• Requirement: All lines from the first line of the material up to and including the line with "Ansatz, PBE0-D4/def2-TZVP geometries, multiplicity" must be copied exactly, and no others.

• Information given:
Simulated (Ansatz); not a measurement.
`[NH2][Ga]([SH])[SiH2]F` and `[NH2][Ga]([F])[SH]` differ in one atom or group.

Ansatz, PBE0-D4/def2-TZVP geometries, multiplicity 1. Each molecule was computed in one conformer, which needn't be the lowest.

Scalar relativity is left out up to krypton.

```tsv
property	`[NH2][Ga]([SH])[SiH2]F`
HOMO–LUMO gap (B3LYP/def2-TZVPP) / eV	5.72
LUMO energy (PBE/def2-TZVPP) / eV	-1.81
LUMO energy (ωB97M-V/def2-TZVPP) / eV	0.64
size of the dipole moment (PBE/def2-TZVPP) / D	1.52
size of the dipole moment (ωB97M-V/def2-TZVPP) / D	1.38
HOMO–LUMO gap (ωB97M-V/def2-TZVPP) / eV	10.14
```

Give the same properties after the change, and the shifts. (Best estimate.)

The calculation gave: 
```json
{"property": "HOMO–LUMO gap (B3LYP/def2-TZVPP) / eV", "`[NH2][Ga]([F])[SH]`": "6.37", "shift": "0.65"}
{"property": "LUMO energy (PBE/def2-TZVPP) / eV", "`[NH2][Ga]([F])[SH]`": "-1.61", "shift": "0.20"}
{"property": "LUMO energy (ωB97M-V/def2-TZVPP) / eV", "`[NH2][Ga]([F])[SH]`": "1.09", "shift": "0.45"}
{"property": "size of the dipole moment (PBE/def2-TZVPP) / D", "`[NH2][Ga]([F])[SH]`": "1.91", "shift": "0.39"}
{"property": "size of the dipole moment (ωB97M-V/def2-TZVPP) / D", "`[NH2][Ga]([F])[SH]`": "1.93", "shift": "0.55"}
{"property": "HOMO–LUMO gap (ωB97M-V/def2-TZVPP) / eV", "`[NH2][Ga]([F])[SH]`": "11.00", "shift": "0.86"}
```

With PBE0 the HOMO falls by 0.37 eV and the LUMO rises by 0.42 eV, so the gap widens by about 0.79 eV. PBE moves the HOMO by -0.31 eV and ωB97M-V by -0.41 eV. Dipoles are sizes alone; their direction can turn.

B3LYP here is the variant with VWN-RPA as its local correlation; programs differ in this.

• Answer area:
Simulated (Ansatz); not a measurement.
`[NH2][Ga]([SH])[SiH2]F` and `[NH2][Ga]([F])[SH]` differ in one atom or group.

Ansatz, PBE0-D4/def2-TZVP geometries, multiplicity 1. Each molecule was computed in one conformer, which needn't be the lowest.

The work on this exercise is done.